### Assignment
Reproduce, exactly and in full, only the lines below from the one containing "0.20 | 4.93 |" through the one containing "3. At x = 0.43".

◆ ◆ ◆ ◆ ◆ ◆ ◆

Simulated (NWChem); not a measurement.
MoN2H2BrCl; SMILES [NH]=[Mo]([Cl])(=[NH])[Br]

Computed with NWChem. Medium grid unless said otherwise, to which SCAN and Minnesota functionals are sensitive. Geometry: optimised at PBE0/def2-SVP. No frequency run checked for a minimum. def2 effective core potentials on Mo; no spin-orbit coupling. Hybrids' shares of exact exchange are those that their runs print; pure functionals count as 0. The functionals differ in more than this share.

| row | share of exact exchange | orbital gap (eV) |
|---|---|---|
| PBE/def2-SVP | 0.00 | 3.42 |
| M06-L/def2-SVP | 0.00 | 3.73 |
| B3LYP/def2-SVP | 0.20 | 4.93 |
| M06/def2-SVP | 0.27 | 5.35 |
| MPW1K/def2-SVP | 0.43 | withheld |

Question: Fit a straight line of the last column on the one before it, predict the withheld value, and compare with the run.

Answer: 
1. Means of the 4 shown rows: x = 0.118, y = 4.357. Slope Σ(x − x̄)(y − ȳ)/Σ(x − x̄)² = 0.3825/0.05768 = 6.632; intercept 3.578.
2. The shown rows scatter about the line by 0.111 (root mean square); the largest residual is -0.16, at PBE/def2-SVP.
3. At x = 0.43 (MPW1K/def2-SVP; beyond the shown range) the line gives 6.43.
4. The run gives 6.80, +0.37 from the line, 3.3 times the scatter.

◆ ◆ ◆ ◆ ◆ ◆ ◆

### Reply
| B3LYP/def2-SVP | 0.20 | 4.93 |
| M06/def2-SVP | 0.27 | 5.35 |
| MPW1K/def2-SVP | 0.43 | withheld |

Question: Fit a straight line of the last column on the one before it, predict the withheld value, and compare with the run.

Answer: 
1. Means of the 4 shown rows: x = 0.118, y = 4.357. Slope Σ(x − x̄)(y − ȳ)/Σ(x − x̄)² = 0.3825/0.05768 = 6.632; intercept 3.578.
2. The shown rows scatter about the line by 0.111 (root mean square); the largest residual is -0.16, at PBE/def2-SVP.
3. At x = 0.43 (MPW1K/def2-SVP; beyond the shown range) the line gives 6.43.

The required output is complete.